(Supplied records Opens)
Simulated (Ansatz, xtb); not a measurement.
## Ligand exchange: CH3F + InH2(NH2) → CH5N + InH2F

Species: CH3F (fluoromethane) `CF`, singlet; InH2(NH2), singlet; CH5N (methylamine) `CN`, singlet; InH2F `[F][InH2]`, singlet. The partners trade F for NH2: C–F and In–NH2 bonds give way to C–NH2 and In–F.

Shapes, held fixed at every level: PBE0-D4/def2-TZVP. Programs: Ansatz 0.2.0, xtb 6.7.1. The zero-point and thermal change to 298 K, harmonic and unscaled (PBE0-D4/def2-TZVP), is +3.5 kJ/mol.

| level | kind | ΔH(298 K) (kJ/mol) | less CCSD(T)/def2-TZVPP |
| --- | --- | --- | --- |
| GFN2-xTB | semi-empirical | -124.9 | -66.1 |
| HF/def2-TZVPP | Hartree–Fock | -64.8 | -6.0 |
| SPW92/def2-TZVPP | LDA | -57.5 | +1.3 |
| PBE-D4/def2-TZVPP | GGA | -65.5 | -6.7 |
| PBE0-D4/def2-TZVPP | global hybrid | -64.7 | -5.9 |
(Supplied records Closes)

**Assigned task**
Please repeat all the records above exactly as they appear.

**Task answer**
Simulated (Ansatz, xtb); not a measurement.
## Ligand exchange: CH3F + InH2(NH2) → CH5N + InH2F

Species: CH3F (fluoromethane) `CF`, singlet; InH2(NH2), singlet; CH5N (methylamine) `CN`, singlet; InH2F `[F][InH2]`, singlet. The partners trade F for NH2: C–F and In–NH2 bonds give way to C–NH2 and In–F.

Shapes, held fixed at every level: PBE0-D4/def2-TZVP. Programs: Ansatz 0.2.0, xtb 6.7.1. The zero-point and thermal change to 298 K, harmonic and unscaled (PBE0-D4/def2-TZVP), is +3.5 kJ/mol.

| level | kind | ΔH(298 K) (kJ/mol) | less CCSD(T)/def2-TZVPP |
| --- | --- | --- | --- |
| GFN2-xTB | semi-empirical | -124.9 | -66.1 |
| HF/def2-TZVPP | Hartree–Fock | -64.8 | -6.0 |
| SPW92/def2-TZVPP | LDA | -57.5 | +1.3 |
| PBE-D4/def2-TZVPP | GGA | -65.5 | -6.7 |
| PBE0-D4/def2-TZVPP | global hybrid | -64.7 | -5.9 |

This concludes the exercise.